_____

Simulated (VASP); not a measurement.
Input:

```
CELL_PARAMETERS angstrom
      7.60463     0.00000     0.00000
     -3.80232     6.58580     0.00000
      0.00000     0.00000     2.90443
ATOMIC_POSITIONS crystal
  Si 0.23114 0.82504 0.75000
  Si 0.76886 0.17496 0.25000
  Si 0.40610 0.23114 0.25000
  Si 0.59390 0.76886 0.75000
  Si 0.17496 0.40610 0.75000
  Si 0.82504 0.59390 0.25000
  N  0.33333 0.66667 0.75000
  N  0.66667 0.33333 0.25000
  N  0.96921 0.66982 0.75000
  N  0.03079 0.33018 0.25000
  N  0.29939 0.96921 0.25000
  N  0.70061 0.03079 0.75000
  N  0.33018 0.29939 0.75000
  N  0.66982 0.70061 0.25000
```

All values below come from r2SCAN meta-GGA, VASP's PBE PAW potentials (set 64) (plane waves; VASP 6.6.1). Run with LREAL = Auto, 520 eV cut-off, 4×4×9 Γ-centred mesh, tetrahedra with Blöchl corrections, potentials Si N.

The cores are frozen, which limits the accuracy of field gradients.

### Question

_____

- [Brief] Retype the whole of the listing. Nothing may be altered or omitted.

- [Task response]
Simulated (VASP); not a measurement.
Input:

```
CELL_PARAMETERS angstrom
      7.60463     0.00000     0.00000
     -3.80232     6.58580     0.00000
      0.00000     0.00000     2.90443
ATOMIC_POSITIONS crystal
  Si 0.23114 0.82504 0.75000
  Si 0.76886 0.17496 0.25000
  Si 0.40610 0.23114 0.25000
  Si 0.59390 0.76886 0.75000
  Si 0.17496 0.40610 0.75000
  Si 0.82504 0.59390 0.25000
  N  0.33333 0.66667 0.75000
  N  0.66667 0.33333 0.25000
  N  0.96921 0.66982 0.75000
  N  0.03079 0.33018 0.25000
  N  0.29939 0.96921 0.25000
  N  0.70061 0.03079 0.75000
  N  0.33018 0.29939 0.75000
  N  0.66982 0.70061 0.25000
```

All values below come from r2SCAN meta-GGA, VASP's PBE PAW potentials (set 64) (plane waves; VASP 6.6.1). Run with LREAL = Auto, 520 eV cut-off, 4×4×9 Γ-centred mesh, tetrahedra with Blöchl corrections, potentials Si N.

The cores are frozen, which limits the accuracy of field gradients.

### Question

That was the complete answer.